Task item >> Output, word for word, every line from the start of the listing down to and including the line that contains "The pressure is"; include nothing else.

BEGIN Data excerpts

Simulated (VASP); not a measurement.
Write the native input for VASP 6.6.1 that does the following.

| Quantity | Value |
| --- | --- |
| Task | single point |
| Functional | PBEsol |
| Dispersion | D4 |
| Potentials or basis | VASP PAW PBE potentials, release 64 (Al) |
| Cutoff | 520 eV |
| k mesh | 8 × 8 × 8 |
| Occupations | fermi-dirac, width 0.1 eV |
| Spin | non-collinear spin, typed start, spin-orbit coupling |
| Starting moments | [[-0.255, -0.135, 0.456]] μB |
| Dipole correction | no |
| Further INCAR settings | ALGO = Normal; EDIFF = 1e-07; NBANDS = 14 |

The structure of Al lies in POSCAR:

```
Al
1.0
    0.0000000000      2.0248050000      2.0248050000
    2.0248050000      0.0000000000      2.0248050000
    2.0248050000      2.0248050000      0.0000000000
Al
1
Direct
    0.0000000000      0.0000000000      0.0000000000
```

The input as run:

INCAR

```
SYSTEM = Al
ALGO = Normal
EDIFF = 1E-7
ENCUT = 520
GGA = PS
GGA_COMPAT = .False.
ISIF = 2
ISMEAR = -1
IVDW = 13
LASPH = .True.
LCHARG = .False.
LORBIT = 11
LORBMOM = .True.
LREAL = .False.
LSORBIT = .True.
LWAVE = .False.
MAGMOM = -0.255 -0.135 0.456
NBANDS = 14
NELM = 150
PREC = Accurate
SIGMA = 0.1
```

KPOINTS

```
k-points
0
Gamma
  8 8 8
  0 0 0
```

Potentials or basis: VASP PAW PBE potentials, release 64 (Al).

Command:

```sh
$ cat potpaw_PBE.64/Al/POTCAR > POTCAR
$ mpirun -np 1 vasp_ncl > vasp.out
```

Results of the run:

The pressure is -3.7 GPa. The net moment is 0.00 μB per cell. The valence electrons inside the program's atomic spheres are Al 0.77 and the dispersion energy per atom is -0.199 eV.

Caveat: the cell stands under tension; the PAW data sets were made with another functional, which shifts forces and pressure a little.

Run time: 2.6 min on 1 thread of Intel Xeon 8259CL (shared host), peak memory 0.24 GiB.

END Data excerpts

Exercise solution >>
Simulated (VASP); not a measurement.
Write the native input for VASP 6.6.1 that does the following.

| Quantity | Value |
| --- | --- |
| Task | single point |
| Functional | PBEsol |
| Dispersion | D4 |
| Potentials or basis | VASP PAW PBE potentials, release 64 (Al) |
| Cutoff | 520 eV |
| k mesh | 8 × 8 × 8 |
| Occupations | fermi-dirac, width 0.1 eV |
| Spin | non-collinear spin, typed start, spin-orbit coupling |
| Starting moments | [[-0.255, -0.135, 0.456]] μB |
| Dipole correction | no |
| Further INCAR settings | ALGO = Normal; EDIFF = 1e-07; NBANDS = 14 |

The structure of Al lies in POSCAR:

```
Al
1.0
    0.0000000000      2.0248050000      2.0248050000
    2.0248050000      0.0000000000      2.0248050000
    2.0248050000      2.0248050000      0.0000000000
Al
1
Direct
    0.0000000000      0.0000000000      0.0000000000
```

The input as run:

INCAR

```
SYSTEM = Al
ALGO = Normal
EDIFF = 1E-7
ENCUT = 520
GGA = PS
GGA_COMPAT = .False.
ISIF = 2
ISMEAR = -1
IVDW = 13
LASPH = .True.
LCHARG = .False.
LORBIT = 11
LORBMOM = .True.
LREAL = .False.
LSORBIT = .True.
LWAVE = .False.
MAGMOM = -0.255 -0.135 0.456
NBANDS = 14
NELM = 150
PREC = Accurate
SIGMA = 0.1
```

KPOINTS

```
k-points
0
Gamma
  8 8 8
  0 0 0
```

Potentials or basis: VASP PAW PBE potentials, release 64 (Al).

Command:

```sh
$ cat potpaw_PBE.64/Al/POTCAR > POTCAR
$ mpirun -np 1 vasp_ncl > vasp.out
```

Results of the run:

The pressure is -3.7 GPa. The net moment is 0.00 μB per cell. The valence electrons inside the program's atomic spheres are Al 0.77 and the dispersion energy per atom is -0.199 eV.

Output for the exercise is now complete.